**Brief**: Please restate the data word for word, in full.

**Extracted material**:
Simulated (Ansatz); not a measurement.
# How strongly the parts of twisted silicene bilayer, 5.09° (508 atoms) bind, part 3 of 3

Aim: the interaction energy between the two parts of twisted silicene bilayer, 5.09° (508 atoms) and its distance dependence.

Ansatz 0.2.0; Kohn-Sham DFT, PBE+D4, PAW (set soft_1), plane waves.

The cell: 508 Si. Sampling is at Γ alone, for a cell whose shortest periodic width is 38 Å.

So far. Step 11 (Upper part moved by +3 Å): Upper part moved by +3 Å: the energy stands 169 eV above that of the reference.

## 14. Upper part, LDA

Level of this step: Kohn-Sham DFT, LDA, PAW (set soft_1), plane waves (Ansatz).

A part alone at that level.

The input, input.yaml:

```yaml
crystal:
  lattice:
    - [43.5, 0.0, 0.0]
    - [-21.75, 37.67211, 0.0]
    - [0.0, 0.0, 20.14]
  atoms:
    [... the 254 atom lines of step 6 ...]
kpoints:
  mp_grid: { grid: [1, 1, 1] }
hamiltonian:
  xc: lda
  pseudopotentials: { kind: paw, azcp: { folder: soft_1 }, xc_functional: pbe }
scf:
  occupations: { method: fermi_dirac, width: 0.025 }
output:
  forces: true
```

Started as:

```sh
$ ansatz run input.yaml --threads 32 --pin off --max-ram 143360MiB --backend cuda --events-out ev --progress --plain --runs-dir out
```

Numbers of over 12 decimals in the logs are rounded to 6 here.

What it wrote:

**Task response**:
Simulated (Ansatz); not a measurement.
# How strongly the parts of twisted silicene bilayer, 5.09° (508 atoms) bind, part 3 of 3

Aim: the interaction energy between the two parts of twisted silicene bilayer, 5.09° (508 atoms) and its distance dependence.

Ansatz 0.2.0; Kohn-Sham DFT, PBE+D4, PAW (set soft_1), plane waves.

The cell: 508 Si. Sampling is at Γ alone, for a cell whose shortest periodic width is 38 Å.

So far. Step 11 (Upper part moved by +3 Å): Upper part moved by +3 Å: the energy stands 169 eV above that of the reference.

## 14. Upper part, LDA

Level of this step: Kohn-Sham DFT, LDA, PAW (set soft_1), plane waves (Ansatz).

A part alone at that level.

The input, input.yaml:

```yaml
crystal:
  lattice:
    - [43.5, 0.0, 0.0]
    - [-21.75, 37.67211, 0.0]
    - [0.0, 0.0, 20.14]
  atoms:
    [... the 254 atom lines of step 6 ...]
kpoints:
  mp_grid: { grid: [1, 1, 1] }
hamiltonian:
  xc: lda
  pseudopotentials: { kind: paw, azcp: { folder: soft_1 }, xc_functional: pbe }
scf:
  occupations: { method: fermi_dirac, width: 0.025 }
output:
  forces: true
```

Started as:

```sh
$ ansatz run input.yaml --threads 32 --pin off --max-ram 143360MiB --backend cuda --events-out ev --progress --plain --runs-dir out
```

Numbers of over 12 decimals in the logs are rounded to 6 here.

What it wrote:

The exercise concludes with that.